EXERCISE: Copy exactly the stretch of data below from the line with "Alike in both" through the line with "Answer: gap on", including both of those lines.

DATA SUPPLIED:
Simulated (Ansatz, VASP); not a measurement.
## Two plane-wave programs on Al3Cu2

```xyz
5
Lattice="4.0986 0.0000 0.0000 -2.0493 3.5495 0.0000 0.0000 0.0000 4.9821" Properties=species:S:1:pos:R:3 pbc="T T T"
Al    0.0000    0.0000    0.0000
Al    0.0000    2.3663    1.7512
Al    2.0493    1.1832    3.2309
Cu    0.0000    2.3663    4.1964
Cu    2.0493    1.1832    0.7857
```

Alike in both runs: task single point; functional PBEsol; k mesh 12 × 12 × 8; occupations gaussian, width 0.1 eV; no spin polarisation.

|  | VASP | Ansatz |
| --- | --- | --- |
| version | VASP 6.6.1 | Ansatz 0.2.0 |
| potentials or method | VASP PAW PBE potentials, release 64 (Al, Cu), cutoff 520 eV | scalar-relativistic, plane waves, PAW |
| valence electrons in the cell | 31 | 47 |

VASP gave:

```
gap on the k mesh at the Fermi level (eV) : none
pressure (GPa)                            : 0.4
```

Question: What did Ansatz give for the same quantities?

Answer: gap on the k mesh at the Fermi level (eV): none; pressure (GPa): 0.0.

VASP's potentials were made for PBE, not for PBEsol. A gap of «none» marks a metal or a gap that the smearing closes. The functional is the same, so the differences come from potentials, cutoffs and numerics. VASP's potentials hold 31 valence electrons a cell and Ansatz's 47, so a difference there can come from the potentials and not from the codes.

EXERCISE SOLUTION:
Alike in both runs: task single point; functional PBEsol; k mesh 12 × 12 × 8; occupations gaussian, width 0.1 eV; no spin polarisation.

|  | VASP | Ansatz |
| --- | --- | --- |
| version | VASP 6.6.1 | Ansatz 0.2.0 |
| potentials or method | VASP PAW PBE potentials, release 64 (Al, Cu), cutoff 520 eV | scalar-relativistic, plane waves, PAW |
| valence electrons in the cell | 31 | 47 |

VASP gave:

```
gap on the k mesh at the Fermi level (eV) : none
pressure (GPa)                            : 0.4
```

Question: What did Ansatz give for the same quantities?

Answer: gap on the k mesh at the Fermi level (eV): none; pressure (GPa): 0.0.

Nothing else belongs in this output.